+++ PROVIDED DATA

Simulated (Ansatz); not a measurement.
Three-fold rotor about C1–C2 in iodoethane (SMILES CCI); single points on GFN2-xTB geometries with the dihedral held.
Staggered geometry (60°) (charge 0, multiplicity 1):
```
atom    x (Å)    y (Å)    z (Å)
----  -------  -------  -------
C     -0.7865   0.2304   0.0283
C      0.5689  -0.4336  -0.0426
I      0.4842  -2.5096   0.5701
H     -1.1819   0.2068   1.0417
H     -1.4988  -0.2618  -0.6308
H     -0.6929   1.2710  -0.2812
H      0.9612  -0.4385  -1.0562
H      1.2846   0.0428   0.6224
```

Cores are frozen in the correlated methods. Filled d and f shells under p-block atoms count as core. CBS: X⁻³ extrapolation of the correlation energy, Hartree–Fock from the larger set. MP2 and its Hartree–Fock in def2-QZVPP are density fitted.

++++++

Reproduce each entry exactly, with nothing missing.

= TASK ANSWER =
Simulated (Ansatz); not a measurement.
Three-fold rotor about C1–C2 in iodoethane (SMILES CCI); single points on GFN2-xTB geometries with the dihedral held.
Staggered geometry (60°) (charge 0, multiplicity 1):
```
atom    x (Å)    y (Å)    z (Å)
----  -------  -------  -------
C     -0.7865   0.2304   0.0283
C      0.5689  -0.4336  -0.0426
I      0.4842  -2.5096   0.5701
H     -1.1819   0.2068   1.0417
H     -1.4988  -0.2618  -0.6308
H     -0.6929   1.2710  -0.2812
H      0.9612  -0.4385  -1.0562
H      1.2846   0.0428   0.6224
```

Cores are frozen in the correlated methods. Filled d and f shells under p-block atoms count as core. CBS: X⁻³ extrapolation of the correlation energy, Hartree–Fock from the larger set. MP2 and its Hartree–Fock in def2-QZVPP are density fitted.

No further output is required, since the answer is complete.